* **BRIEF**
From the first record to the last, write each one out again exactly.

Start of Block

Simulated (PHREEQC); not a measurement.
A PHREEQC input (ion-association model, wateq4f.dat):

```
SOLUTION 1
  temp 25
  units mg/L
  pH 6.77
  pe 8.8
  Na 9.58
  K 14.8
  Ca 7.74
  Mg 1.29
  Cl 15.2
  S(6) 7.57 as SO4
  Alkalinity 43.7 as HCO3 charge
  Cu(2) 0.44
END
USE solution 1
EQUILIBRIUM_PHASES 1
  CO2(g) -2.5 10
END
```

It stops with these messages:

End of Block

* **WRITTEN ANSWER**
Simulated (PHREEQC); not a measurement.
A PHREEQC input (ion-association model, wateq4f.dat):

```
SOLUTION 1
  temp 25
  units mg/L
  pH 6.77
  pe 8.8
  Na 9.58
  K 14.8
  Ca 7.74
  Mg 1.29
  Cl 15.2
  S(6) 7.57 as SO4
  Alkalinity 43.7 as HCO3 charge
  Cu(2) 0.44
END
USE solution 1
EQUILIBRIUM_PHASES 1
  CO2(g) -2.5 10
END
```

It stops with these messages:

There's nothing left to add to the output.